**EXTRACTED INFORMATION**.
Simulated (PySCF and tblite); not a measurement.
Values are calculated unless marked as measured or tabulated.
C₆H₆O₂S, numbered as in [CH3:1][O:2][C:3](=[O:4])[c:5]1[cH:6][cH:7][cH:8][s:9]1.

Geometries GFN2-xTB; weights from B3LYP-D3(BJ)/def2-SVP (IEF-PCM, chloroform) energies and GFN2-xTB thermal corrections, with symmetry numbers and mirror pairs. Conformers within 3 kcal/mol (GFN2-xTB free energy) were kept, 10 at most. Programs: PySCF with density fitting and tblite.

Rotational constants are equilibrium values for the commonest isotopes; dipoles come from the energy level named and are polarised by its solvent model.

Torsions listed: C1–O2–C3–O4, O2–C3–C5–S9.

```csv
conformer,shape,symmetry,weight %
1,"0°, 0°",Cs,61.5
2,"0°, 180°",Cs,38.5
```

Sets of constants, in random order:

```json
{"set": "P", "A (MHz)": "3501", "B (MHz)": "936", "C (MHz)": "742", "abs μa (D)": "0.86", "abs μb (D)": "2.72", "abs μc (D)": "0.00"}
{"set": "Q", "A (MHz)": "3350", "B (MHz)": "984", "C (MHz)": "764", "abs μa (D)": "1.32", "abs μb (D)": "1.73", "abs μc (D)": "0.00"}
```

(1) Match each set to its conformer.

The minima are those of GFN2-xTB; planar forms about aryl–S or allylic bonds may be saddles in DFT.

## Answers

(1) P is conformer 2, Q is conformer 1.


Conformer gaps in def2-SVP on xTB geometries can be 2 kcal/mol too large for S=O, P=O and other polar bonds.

**REQUIRED ACTION**.
The response must consist of the lines above, from the first one through the line containing "C₆H₆O₂S, numbered as", reproduced exactly.

**WORKED SOLUTION**.
Simulated (PySCF and tblite); not a measurement.
Values are calculated unless marked as measured or tabulated.
C₆H₆O₂S, numbered as in [CH3:1][O:2][C:3](=[O:4])[c:5]1[cH:6][cH:7][cH:8][s:9]1.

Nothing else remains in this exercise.